Assigned task:
Quote only the lines from the top of the listing below down to and including the line with "Consider the (001)".

━━━━━ Data section ━━━━━

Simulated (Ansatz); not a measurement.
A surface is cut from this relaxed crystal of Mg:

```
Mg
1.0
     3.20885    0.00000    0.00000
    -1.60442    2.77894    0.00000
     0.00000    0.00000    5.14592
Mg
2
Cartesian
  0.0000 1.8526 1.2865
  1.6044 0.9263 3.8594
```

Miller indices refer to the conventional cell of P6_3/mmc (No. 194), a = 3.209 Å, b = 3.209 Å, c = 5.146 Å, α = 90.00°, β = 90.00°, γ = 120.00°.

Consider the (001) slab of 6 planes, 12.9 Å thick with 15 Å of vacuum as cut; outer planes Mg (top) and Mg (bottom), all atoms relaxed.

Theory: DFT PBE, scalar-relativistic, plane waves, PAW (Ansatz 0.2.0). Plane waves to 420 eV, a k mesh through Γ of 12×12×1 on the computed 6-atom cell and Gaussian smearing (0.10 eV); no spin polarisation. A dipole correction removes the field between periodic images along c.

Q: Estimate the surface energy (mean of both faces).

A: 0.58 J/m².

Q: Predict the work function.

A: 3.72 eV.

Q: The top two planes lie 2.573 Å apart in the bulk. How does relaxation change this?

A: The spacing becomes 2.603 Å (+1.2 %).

━━━━━

Answer box:
Simulated (Ansatz); not a measurement.
A surface is cut from this relaxed crystal of Mg:

```
Mg
1.0
     3.20885    0.00000    0.00000
    -1.60442    2.77894    0.00000
     0.00000    0.00000    5.14592
Mg
2
Cartesian
  0.0000 1.8526 1.2865
  1.6044 0.9263 3.8594
```

Miller indices refer to the conventional cell of P6_3/mmc (No. 194), a = 3.209 Å, b = 3.209 Å, c = 5.146 Å, α = 90.00°, β = 90.00°, γ = 120.00°.

Consider the (001) slab of 6 planes, 12.9 Å thick with 15 Å of vacuum as cut; outer planes Mg (top) and Mg (bottom), all atoms relaxed.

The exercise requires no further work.